▸ Assignment
Up to and including the line with "### Summarise the run.", copy the records below exactly from their first line.

%%

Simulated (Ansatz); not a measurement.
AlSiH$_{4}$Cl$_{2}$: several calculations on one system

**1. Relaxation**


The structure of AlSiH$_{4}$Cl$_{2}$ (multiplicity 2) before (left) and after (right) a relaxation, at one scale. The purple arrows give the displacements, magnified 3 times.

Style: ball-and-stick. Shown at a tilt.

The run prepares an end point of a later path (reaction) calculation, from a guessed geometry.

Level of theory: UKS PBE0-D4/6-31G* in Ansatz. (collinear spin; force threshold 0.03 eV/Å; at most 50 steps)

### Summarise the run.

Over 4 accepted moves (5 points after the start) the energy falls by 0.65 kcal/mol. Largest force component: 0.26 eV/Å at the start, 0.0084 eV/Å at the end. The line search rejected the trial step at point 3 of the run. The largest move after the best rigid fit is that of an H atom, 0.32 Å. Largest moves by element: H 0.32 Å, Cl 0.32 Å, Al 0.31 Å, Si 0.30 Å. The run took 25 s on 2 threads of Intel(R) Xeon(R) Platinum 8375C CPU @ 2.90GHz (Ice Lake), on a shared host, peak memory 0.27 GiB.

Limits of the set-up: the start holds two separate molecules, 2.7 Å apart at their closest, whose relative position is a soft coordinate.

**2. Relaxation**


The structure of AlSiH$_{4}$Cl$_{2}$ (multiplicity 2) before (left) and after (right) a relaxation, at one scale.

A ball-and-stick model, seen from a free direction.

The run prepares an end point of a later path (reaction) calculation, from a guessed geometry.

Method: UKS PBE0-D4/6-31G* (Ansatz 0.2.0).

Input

%%

▸ Your solution
Simulated (Ansatz); not a measurement.
AlSiH$_{4}$Cl$_{2}$: several calculations on one system

**1. Relaxation**


The structure of AlSiH$_{4}$Cl$_{2}$ (multiplicity 2) before (left) and after (right) a relaxation, at one scale. The purple arrows give the displacements, magnified 3 times.

Style: ball-and-stick. Shown at a tilt.

The run prepares an end point of a later path (reaction) calculation, from a guessed geometry.

Level of theory: UKS PBE0-D4/6-31G* in Ansatz. (collinear spin; force threshold 0.03 eV/Å; at most 50 steps)

### Summarise the run.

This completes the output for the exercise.